• Study material:
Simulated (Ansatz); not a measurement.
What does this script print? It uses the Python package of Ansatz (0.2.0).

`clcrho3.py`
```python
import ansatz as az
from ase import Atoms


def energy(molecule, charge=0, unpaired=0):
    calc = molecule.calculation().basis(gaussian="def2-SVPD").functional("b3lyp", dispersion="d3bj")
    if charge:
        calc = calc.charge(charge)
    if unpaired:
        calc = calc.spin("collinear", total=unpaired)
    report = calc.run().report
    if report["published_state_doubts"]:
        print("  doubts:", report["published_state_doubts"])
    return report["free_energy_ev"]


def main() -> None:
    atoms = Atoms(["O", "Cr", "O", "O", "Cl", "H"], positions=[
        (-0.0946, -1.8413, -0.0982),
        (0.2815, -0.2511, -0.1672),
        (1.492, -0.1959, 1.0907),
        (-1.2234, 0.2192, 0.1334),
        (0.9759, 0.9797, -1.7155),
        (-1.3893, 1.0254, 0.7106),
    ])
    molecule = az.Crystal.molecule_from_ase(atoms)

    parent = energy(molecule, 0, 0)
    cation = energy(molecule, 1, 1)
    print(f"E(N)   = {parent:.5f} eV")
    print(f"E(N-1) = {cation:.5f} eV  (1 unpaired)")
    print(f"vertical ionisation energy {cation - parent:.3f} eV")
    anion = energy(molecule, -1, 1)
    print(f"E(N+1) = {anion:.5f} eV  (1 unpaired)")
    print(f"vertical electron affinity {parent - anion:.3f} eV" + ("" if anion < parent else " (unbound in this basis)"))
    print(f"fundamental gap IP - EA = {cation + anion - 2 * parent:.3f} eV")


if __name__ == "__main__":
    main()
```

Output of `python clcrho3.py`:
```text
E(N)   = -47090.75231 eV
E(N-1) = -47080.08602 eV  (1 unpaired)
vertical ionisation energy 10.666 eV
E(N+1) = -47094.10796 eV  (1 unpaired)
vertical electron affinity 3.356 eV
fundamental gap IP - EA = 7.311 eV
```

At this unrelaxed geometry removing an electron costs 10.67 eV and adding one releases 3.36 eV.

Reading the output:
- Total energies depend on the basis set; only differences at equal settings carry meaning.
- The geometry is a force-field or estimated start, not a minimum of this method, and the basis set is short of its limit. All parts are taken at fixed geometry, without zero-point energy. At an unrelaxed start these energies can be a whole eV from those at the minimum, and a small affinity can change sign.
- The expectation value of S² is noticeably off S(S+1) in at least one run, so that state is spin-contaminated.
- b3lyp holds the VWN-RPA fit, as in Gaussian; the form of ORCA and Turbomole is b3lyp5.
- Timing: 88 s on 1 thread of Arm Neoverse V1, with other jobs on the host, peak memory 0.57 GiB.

• Activity:
Exactly as they stand, please print the lines from the first line of the records above down to the line that includes "- Total energies", both of those included and no others.

• Response box:
Simulated (Ansatz); not a measurement.
What does this script print? It uses the Python package of Ansatz (0.2.0).

`clcrho3.py`
```python
import ansatz as az
from ase import Atoms


def energy(molecule, charge=0, unpaired=0):
    calc = molecule.calculation().basis(gaussian="def2-SVPD").functional("b3lyp", dispersion="d3bj")
    if charge:
        calc = calc.charge(charge)
    if unpaired:
        calc = calc.spin("collinear", total=unpaired)
    report = calc.run().report
    if report["published_state_doubts"]:
        print("  doubts:", report["published_state_doubts"])
    return report["free_energy_ev"]


def main() -> None:
    atoms = Atoms(["O", "Cr", "O", "O", "Cl", "H"], positions=[
        (-0.0946, -1.8413, -0.0982),
        (0.2815, -0.2511, -0.1672),
        (1.492, -0.1959, 1.0907),
        (-1.2234, 0.2192, 0.1334),
        (0.9759, 0.9797, -1.7155),
        (-1.3893, 1.0254, 0.7106),
    ])
    molecule = az.Crystal.molecule_from_ase(atoms)

    parent = energy(molecule, 0, 0)
    cation = energy(molecule, 1, 1)
    print(f"E(N)   = {parent:.5f} eV")
    print(f"E(N-1) = {cation:.5f} eV  (1 unpaired)")
    print(f"vertical ionisation energy {cation - parent:.3f} eV")
    anion = energy(molecule, -1, 1)
    print(f"E(N+1) = {anion:.5f} eV  (1 unpaired)")
    print(f"vertical electron affinity {parent - anion:.3f} eV" + ("" if anion < parent else " (unbound in this basis)"))
    print(f"fundamental gap IP - EA = {cation + anion - 2 * parent:.3f} eV")


if __name__ == "__main__":
    main()
```

Output of `python clcrho3.py`:
```text
E(N)   = -47090.75231 eV
E(N-1) = -47080.08602 eV  (1 unpaired)
vertical ionisation energy 10.666 eV
E(N+1) = -47094.10796 eV  (1 unpaired)
vertical electron affinity 3.356 eV
fundamental gap IP - EA = 7.311 eV
```

At this unrelaxed geometry removing an electron costs 10.67 eV and adding one releases 3.36 eV.

Reading the output:
- Total energies depend on the basis set; only differences at equal settings carry meaning.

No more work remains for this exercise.